◆ **Brief**
Once you have read the entries below, give them all again without any difference.

%%

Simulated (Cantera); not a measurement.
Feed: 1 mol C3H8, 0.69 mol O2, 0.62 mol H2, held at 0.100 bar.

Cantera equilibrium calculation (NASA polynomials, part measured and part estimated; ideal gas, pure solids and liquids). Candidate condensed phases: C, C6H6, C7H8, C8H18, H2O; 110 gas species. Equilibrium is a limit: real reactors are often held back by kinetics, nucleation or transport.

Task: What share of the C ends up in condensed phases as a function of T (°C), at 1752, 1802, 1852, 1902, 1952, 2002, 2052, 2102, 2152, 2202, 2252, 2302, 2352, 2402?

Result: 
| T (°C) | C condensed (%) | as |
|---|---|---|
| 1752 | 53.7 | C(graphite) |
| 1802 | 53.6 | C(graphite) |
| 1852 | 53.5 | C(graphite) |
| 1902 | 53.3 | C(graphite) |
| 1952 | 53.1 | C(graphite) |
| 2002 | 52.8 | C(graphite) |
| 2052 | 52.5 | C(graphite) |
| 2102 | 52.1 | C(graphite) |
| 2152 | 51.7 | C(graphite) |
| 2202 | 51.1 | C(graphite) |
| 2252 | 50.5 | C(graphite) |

%%

◆ **Task output**
Simulated (Cantera); not a measurement.
Feed: 1 mol C3H8, 0.69 mol O2, 0.62 mol H2, held at 0.100 bar.

Cantera equilibrium calculation (NASA polynomials, part measured and part estimated; ideal gas, pure solids and liquids). Candidate condensed phases: C, C6H6, C7H8, C8H18, H2O; 110 gas species. Equilibrium is a limit: real reactors are often held back by kinetics, nucleation or transport.

Task: What share of the C ends up in condensed phases as a function of T (°C), at 1752, 1802, 1852, 1902, 1952, 2002, 2052, 2102, 2152, 2202, 2252, 2302, 2352, 2402?

Result: 
| T (°C) | C condensed (%) | as |
|---|---|---|
| 1752 | 53.7 | C(graphite) |
| 1802 | 53.6 | C(graphite) |
| 1852 | 53.5 | C(graphite) |
| 1902 | 53.3 | C(graphite) |
| 1952 | 53.1 | C(graphite) |
| 2002 | 52.8 | C(graphite) |
| 2052 | 52.5 | C(graphite) |
| 2102 | 52.1 | C(graphite) |
| 2152 | 51.7 | C(graphite) |
| 2202 | 51.1 | C(graphite) |
| 2252 | 50.5 | C(graphite) |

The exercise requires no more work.